____ SOURCE INFORMATION

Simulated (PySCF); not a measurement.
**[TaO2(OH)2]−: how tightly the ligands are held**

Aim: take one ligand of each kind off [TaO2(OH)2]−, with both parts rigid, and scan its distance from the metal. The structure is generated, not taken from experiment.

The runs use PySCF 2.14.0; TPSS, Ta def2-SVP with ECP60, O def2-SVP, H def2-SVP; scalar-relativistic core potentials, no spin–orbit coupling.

________

For this task, set down the entire listing word for word.

__EXERCISE ANSWER__.
Simulated (PySCF); not a measurement.
**[TaO2(OH)2]−: how tightly the ligands are held**

Aim: take one ligand of each kind off [TaO2(OH)2]−, with both parts rigid, and scan its distance from the metal. The structure is generated, not taken from experiment.

The runs use PySCF 2.14.0; TPSS, Ta def2-SVP with ECP60, O def2-SVP, H def2-SVP; scalar-relativistic core potentials, no spin–orbit coupling.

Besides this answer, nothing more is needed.